**Work task**:
Each record has to be repeated exactly as given.

#####
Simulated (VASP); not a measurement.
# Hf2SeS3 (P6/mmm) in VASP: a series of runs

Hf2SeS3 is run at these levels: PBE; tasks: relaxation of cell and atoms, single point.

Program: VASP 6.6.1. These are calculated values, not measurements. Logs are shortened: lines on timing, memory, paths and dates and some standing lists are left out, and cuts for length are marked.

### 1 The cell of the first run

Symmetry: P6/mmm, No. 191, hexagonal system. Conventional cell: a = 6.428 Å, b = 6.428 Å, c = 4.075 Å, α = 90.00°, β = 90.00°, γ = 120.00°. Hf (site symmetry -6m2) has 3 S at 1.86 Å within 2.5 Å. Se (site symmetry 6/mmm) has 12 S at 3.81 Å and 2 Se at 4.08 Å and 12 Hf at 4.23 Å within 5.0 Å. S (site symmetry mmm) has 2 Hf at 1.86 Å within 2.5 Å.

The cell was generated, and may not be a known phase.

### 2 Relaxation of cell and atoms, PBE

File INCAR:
#####

**Exercise response**:
Simulated (VASP); not a measurement.
# Hf2SeS3 (P6/mmm) in VASP: a series of runs

Hf2SeS3 is run at these levels: PBE; tasks: relaxation of cell and atoms, single point.

Program: VASP 6.6.1. These are calculated values, not measurements. Logs are shortened: lines on timing, memory, paths and dates and some standing lists are left out, and cuts for length are marked.

### 1 The cell of the first run

Symmetry: P6/mmm, No. 191, hexagonal system. Conventional cell: a = 6.428 Å, b = 6.428 Å, c = 4.075 Å, α = 90.00°, β = 90.00°, γ = 120.00°. Hf (site symmetry -6m2) has 3 S at 1.86 Å within 2.5 Å. Se (site symmetry 6/mmm) has 12 S at 3.81 Å and 2 Se at 4.08 Å and 12 Hf at 4.23 Å within 5.0 Å. S (site symmetry mmm) has 2 Hf at 1.86 Å within 2.5 Å.

The cell was generated, and may not be a known phase.

### 2 Relaxation of cell and atoms, PBE

File INCAR:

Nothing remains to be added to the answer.